■ Excerpted data ■
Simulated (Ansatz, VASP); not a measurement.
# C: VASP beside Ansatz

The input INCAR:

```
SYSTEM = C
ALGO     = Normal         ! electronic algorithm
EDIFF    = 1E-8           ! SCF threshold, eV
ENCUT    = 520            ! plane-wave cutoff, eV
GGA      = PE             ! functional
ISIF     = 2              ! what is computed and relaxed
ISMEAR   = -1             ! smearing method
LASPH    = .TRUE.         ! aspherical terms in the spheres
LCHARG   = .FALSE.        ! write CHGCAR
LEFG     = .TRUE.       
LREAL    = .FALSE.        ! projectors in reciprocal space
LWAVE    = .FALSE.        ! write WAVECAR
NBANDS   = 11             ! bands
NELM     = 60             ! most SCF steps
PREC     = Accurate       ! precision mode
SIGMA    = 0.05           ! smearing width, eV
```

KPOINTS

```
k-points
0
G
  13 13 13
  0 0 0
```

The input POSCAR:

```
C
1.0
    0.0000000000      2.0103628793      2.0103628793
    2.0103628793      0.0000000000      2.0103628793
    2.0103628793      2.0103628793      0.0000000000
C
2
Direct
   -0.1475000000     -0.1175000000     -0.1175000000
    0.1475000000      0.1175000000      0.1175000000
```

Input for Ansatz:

■ Work item ■
Retype the material in full. Each word must match.

■ Reply ■
Simulated (Ansatz, VASP); not a measurement.
# C: VASP beside Ansatz

The input INCAR:

```
SYSTEM = C
ALGO     = Normal         ! electronic algorithm
EDIFF    = 1E-8           ! SCF threshold, eV
ENCUT    = 520            ! plane-wave cutoff, eV
GGA      = PE             ! functional
ISIF     = 2              ! what is computed and relaxed
ISMEAR   = -1             ! smearing method
LASPH    = .TRUE.         ! aspherical terms in the spheres
LCHARG   = .FALSE.        ! write CHGCAR
LEFG     = .TRUE.       
LREAL    = .FALSE.        ! projectors in reciprocal space
LWAVE    = .FALSE.        ! write WAVECAR
NBANDS   = 11             ! bands
NELM     = 60             ! most SCF steps
PREC     = Accurate       ! precision mode
SIGMA    = 0.05           ! smearing width, eV
```

KPOINTS

```
k-points
0
G
  13 13 13
  0 0 0
```

The input POSCAR:

```
C
1.0
    0.0000000000      2.0103628793      2.0103628793
    2.0103628793      0.0000000000      2.0103628793
    2.0103628793      2.0103628793      0.0000000000
C
2
Direct
   -0.1475000000     -0.1175000000     -0.1175000000
    0.1475000000      0.1175000000      0.1175000000
```

Input for Ansatz:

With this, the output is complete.